Only the lines from the top of the data through the one with "Problem. Predict the largest force." are to be written out, each exactly as it stands.

> [Records supplied]:
::::::::
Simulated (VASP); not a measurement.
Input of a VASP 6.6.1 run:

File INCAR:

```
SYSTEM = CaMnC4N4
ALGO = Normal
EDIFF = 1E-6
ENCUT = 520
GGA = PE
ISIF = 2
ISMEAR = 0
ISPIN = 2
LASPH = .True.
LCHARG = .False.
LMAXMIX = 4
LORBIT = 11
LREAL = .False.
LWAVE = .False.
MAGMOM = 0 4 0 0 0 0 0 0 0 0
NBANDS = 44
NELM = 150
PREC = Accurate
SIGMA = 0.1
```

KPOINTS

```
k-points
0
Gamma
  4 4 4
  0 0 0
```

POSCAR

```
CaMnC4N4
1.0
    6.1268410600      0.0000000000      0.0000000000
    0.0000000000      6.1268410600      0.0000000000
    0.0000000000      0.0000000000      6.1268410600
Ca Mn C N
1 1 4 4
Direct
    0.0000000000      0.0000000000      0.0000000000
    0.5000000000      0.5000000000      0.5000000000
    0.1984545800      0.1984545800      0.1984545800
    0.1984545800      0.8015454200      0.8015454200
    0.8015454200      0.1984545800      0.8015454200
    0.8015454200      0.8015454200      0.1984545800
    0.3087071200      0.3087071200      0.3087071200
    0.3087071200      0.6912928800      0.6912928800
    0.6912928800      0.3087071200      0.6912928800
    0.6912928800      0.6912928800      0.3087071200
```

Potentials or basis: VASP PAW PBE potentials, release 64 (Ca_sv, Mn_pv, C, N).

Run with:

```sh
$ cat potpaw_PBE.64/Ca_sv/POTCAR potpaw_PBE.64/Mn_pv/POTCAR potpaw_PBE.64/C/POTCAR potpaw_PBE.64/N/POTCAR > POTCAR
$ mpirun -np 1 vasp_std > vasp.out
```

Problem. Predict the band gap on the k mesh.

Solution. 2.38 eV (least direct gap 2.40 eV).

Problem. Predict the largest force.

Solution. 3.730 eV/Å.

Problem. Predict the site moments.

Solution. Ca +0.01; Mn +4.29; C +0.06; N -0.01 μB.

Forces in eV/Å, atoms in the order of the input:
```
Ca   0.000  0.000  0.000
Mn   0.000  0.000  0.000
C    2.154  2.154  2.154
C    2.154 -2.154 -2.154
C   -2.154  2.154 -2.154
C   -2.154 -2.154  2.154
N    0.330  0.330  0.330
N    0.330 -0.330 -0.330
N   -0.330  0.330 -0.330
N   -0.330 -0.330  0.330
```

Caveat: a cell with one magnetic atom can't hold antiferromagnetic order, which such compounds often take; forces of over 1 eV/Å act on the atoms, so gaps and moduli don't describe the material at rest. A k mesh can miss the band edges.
::::::::

> [Answer area]:
Simulated (VASP); not a measurement.
Input of a VASP 6.6.1 run:

File INCAR:

```
SYSTEM = CaMnC4N4
ALGO = Normal
EDIFF = 1E-6
ENCUT = 520
GGA = PE
ISIF = 2
ISMEAR = 0
ISPIN = 2
LASPH = .True.
LCHARG = .False.
LMAXMIX = 4
LORBIT = 11
LREAL = .False.
LWAVE = .False.
MAGMOM = 0 4 0 0 0 0 0 0 0 0
NBANDS = 44
NELM = 150
PREC = Accurate
SIGMA = 0.1
```

KPOINTS

```
k-points
0
Gamma
  4 4 4
  0 0 0
```

POSCAR

```
CaMnC4N4
1.0
    6.1268410600      0.0000000000      0.0000000000
    0.0000000000      6.1268410600      0.0000000000
    0.0000000000      0.0000000000      6.1268410600
Ca Mn C N
1 1 4 4
Direct
    0.0000000000      0.0000000000      0.0000000000
    0.5000000000      0.5000000000      0.5000000000
    0.1984545800      0.1984545800      0.1984545800
    0.1984545800      0.8015454200      0.8015454200
    0.8015454200      0.1984545800      0.8015454200
    0.8015454200      0.8015454200      0.1984545800
    0.3087071200      0.3087071200      0.3087071200
    0.3087071200      0.6912928800      0.6912928800
    0.6912928800      0.3087071200      0.6912928800
    0.6912928800      0.6912928800      0.3087071200
```

Potentials or basis: VASP PAW PBE potentials, release 64 (Ca_sv, Mn_pv, C, N).

Run with:

```sh
$ cat potpaw_PBE.64/Ca_sv/POTCAR potpaw_PBE.64/Mn_pv/POTCAR potpaw_PBE.64/C/POTCAR potpaw_PBE.64/N/POTCAR > POTCAR
$ mpirun -np 1 vasp_std > vasp.out
```

Problem. Predict the band gap on the k mesh.

Solution. 2.38 eV (least direct gap 2.40 eV).

Problem. Predict the largest force.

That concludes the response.